__Work request__.
Using the records below, write out again exactly the lines that begin at the line containing "Task: Fill in the values left out." and end at the line containing "Result: (a) -0.2; (b) -19.4.", and no other lines.

=== Begin Enclosure ===

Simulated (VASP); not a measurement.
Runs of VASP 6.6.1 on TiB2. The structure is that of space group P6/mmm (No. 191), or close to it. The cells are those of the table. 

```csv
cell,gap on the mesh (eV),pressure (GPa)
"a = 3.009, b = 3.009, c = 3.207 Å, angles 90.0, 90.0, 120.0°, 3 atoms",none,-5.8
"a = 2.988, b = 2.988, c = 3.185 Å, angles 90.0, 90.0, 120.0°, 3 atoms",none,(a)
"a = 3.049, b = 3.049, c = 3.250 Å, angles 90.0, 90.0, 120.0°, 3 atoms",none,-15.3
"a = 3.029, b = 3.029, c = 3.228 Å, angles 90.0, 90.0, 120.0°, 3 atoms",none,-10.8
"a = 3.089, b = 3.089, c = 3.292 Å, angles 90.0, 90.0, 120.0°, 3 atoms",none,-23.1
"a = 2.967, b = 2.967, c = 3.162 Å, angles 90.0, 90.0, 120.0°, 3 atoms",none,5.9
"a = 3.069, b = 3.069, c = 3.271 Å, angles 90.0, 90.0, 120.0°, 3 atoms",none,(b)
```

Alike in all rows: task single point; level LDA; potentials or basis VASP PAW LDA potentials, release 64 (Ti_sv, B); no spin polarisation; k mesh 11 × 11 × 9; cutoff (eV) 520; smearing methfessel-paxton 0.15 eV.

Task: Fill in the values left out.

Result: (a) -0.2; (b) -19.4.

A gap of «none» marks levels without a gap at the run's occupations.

=== End Enclosure ===

__Exercise solution__.
Task: Fill in the values left out.

Result: (a) -0.2; (b) -19.4.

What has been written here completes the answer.